Work instruction
Look at the entries below and restate word for word the lines from the first through the one that has "Bond stretch in".

Records provided
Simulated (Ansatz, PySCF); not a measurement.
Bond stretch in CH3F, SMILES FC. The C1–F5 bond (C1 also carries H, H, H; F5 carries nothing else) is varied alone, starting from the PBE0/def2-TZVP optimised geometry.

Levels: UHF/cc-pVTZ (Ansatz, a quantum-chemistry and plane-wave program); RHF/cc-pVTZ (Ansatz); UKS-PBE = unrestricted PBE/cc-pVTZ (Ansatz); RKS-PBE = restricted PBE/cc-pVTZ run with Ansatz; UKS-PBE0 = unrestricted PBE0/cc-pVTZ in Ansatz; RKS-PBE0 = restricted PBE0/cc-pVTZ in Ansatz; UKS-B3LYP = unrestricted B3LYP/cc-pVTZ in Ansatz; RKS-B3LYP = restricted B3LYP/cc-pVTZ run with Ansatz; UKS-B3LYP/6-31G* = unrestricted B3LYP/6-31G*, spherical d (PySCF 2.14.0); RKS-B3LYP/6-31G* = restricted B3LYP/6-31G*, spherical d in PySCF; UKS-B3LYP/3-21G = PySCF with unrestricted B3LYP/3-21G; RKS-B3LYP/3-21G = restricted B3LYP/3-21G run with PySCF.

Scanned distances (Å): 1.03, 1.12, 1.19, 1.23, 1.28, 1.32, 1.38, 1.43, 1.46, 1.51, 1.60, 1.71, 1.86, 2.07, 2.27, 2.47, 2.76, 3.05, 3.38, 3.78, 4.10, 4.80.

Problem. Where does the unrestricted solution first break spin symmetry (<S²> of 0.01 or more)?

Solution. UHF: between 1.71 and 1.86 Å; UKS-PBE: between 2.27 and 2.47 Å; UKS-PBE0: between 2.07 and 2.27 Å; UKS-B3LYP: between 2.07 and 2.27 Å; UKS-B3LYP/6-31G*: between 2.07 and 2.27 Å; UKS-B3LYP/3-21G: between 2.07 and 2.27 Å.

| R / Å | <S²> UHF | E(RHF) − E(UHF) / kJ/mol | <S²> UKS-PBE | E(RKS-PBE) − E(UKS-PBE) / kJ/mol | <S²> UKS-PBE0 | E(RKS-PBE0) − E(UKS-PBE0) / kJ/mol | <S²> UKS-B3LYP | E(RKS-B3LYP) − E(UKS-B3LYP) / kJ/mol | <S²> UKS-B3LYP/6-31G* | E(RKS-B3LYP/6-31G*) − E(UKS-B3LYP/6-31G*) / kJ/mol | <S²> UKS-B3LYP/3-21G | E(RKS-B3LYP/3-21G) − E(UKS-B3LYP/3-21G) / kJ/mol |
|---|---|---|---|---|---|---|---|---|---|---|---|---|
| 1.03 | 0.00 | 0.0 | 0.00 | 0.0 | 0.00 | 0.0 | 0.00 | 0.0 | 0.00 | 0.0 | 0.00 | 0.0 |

Exercise answer
Simulated (Ansatz, PySCF); not a measurement.
Bond stretch in CH3F, SMILES FC. The C1–F5 bond (C1 also carries H, H, H; F5 carries nothing else) is varied alone, starting from the PBE0/def2-TZVP optimised geometry.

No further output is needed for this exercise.